Assignment: Among the records that follow, set down only the lines from the one containing "10.01 | 246 |" to the one containing "field 263 cm⁻¹.", both included, exactly.

Provided material:
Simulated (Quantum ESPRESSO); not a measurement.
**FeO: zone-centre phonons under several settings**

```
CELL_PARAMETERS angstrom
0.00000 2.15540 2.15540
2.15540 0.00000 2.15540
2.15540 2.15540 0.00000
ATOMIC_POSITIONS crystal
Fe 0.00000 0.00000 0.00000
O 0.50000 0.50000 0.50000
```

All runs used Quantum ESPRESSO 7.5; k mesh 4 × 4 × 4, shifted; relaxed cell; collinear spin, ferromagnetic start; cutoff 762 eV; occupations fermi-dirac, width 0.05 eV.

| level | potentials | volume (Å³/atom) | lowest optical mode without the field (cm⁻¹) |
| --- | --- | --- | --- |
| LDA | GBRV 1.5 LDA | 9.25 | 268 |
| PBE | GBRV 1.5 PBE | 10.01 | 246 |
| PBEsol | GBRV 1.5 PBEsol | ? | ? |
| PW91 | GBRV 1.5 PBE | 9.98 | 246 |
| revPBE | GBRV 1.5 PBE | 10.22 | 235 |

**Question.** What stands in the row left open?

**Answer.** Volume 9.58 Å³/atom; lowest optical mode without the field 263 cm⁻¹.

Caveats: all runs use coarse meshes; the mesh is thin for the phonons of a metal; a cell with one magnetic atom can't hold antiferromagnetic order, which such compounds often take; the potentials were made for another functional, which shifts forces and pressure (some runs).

Your solution:
| PBE | GBRV 1.5 PBE | 10.01 | 246 |
| PBEsol | GBRV 1.5 PBEsol | ? | ? |
| PW91 | GBRV 1.5 PBE | 9.98 | 246 |
| revPBE | GBRV 1.5 PBE | 10.22 | 235 |

**Question.** What stands in the row left open?

**Answer.** Volume 9.58 Å³/atom; lowest optical mode without the field 263 cm⁻¹.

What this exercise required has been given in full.